A word-for-word transcription of the listing is all that is needed.

□ □ □ □ □

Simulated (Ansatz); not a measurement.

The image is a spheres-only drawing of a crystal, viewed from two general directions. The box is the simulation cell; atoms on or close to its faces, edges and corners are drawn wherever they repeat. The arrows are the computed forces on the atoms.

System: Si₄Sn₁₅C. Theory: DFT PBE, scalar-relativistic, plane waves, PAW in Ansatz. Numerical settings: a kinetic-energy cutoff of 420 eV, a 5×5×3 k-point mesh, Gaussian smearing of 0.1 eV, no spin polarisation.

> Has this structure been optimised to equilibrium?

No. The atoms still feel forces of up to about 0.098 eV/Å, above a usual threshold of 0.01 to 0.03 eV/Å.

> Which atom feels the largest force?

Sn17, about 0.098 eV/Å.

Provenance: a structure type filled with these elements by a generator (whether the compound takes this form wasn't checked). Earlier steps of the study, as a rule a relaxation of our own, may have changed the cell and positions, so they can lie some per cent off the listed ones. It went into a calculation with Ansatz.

□ □ □ □ □

# Task response
Simulated (Ansatz); not a measurement.

The image is a spheres-only drawing of a crystal, viewed from two general directions. The box is the simulation cell; atoms on or close to its faces, edges and corners are drawn wherever they repeat. The arrows are the computed forces on the atoms.

System: Si₄Sn₁₅C. Theory: DFT PBE, scalar-relativistic, plane waves, PAW in Ansatz. Numerical settings: a kinetic-energy cutoff of 420 eV, a 5×5×3 k-point mesh, Gaussian smearing of 0.1 eV, no spin polarisation.

> Has this structure been optimised to equilibrium?

No. The atoms still feel forces of up to about 0.098 eV/Å, above a usual threshold of 0.01 to 0.03 eV/Å.

> Which atom feels the largest force?

Sn17, about 0.098 eV/Å.

Provenance: a structure type filled with these elements by a generator (whether the compound takes this form wasn't checked). Earlier steps of the study, as a rule a relaxation of our own, may have changed the cell and positions, so they can lie some per cent off the listed ones. It went into a calculation with Ansatz.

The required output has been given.